# WORK TASK
Look below for the line that has "The run is started by". Set down the lines from there through the line that has "Task: Estimate the wall time of this run.", exactly as written.

-*-*-
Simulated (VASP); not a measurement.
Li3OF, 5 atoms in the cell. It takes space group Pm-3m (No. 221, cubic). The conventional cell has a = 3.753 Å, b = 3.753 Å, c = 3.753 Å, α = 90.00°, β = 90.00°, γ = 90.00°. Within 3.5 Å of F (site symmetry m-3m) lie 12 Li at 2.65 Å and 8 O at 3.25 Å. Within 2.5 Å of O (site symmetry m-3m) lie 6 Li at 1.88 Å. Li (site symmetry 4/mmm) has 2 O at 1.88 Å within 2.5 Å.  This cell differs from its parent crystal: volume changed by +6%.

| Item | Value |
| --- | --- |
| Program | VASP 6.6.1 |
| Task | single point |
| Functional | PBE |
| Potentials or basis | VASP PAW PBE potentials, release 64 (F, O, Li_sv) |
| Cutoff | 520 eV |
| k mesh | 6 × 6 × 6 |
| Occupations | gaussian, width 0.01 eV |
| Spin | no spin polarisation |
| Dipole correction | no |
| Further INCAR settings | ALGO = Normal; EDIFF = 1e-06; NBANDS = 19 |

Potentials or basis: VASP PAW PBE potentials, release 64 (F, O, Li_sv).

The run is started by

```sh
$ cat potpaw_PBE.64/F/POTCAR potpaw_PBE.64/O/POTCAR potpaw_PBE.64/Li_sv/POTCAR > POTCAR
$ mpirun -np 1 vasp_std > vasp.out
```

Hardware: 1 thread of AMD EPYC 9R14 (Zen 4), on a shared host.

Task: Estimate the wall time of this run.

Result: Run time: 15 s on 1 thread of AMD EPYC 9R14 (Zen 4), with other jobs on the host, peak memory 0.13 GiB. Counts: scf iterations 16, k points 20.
-*-*-

# TASK OUTPUT
The run is started by

```sh
$ cat potpaw_PBE.64/F/POTCAR potpaw_PBE.64/O/POTCAR potpaw_PBE.64/Li_sv/POTCAR > POTCAR
$ mpirun -np 1 vasp_std > vasp.out
```

Hardware: 1 thread of AMD EPYC 9R14 (Zen 4), on a shared host.

Task: Estimate the wall time of this run.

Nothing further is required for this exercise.